**Records shown:**
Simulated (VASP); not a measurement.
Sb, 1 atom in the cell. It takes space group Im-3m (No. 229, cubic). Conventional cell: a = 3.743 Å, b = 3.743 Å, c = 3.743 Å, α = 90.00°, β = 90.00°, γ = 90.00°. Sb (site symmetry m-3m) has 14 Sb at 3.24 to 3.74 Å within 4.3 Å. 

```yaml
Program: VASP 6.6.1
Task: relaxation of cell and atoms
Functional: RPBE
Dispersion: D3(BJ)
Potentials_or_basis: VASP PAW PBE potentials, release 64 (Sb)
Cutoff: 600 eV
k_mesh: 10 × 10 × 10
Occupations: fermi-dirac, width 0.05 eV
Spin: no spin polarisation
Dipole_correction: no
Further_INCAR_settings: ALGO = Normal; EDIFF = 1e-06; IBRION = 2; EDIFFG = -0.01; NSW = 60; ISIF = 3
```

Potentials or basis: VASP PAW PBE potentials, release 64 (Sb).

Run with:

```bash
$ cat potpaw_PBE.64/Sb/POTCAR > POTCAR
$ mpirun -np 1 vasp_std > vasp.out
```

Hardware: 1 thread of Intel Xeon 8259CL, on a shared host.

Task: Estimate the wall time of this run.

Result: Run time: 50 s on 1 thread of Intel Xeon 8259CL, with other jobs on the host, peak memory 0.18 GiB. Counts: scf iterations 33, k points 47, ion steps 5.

**Exercise:** Please repeat the whole listing above, keeping every line exactly as it reads.

**Answer space:**
Simulated (VASP); not a measurement.
Sb, 1 atom in the cell. It takes space group Im-3m (No. 229, cubic). Conventional cell: a = 3.743 Å, b = 3.743 Å, c = 3.743 Å, α = 90.00°, β = 90.00°, γ = 90.00°. Sb (site symmetry m-3m) has 14 Sb at 3.24 to 3.74 Å within 4.3 Å. 

```yaml
Program: VASP 6.6.1
Task: relaxation of cell and atoms
Functional: RPBE
Dispersion: D3(BJ)
Potentials_or_basis: VASP PAW PBE potentials, release 64 (Sb)
Cutoff: 600 eV
k_mesh: 10 × 10 × 10
Occupations: fermi-dirac, width 0.05 eV
Spin: no spin polarisation
Dipole_correction: no
Further_INCAR_settings: ALGO = Normal; EDIFF = 1e-06; IBRION = 2; EDIFFG = -0.01; NSW = 60; ISIF = 3
```

Potentials or basis: VASP PAW PBE potentials, release 64 (Sb).

Run with:

```bash
$ cat potpaw_PBE.64/Sb/POTCAR > POTCAR
$ mpirun -np 1 vasp_std > vasp.out
```

Hardware: 1 thread of Intel Xeon 8259CL, on a shared host.

Task: Estimate the wall time of this run.

Result: Run time: 50 s on 1 thread of Intel Xeon 8259CL, with other jobs on the host, peak memory 0.18 GiB. Counts: scf iterations 33, k points 47, ion steps 5.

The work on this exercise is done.